**Brief**
Reprint every line of the data, keeping each character intact.

**Records supplied**
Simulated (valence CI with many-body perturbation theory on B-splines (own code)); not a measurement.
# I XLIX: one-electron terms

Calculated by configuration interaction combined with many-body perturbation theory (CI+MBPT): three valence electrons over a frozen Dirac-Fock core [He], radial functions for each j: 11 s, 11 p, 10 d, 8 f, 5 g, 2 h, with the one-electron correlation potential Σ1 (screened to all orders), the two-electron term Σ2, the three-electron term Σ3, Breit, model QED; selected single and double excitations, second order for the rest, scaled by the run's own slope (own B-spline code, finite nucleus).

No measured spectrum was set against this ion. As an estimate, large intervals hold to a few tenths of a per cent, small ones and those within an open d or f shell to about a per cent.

**Problem solution**
Simulated (valence CI with many-body perturbation theory on B-splines (own code)); not a measurement.
# I XLIX: one-electron terms

Calculated by configuration interaction combined with many-body perturbation theory (CI+MBPT): three valence electrons over a frozen Dirac-Fock core [He], radial functions for each j: 11 s, 11 p, 10 d, 8 f, 5 g, 2 h, with the one-electron correlation potential Σ1 (screened to all orders), the two-electron term Σ2, the three-electron term Σ3, Breit, model QED; selected single and double excitations, second order for the rest, scaled by the run's own slope (own B-spline code, finite nucleus).

No measured spectrum was set against this ion. As an estimate, large intervals hold to a few tenths of a per cent, small ones and those within an open d or f shell to about a per cent.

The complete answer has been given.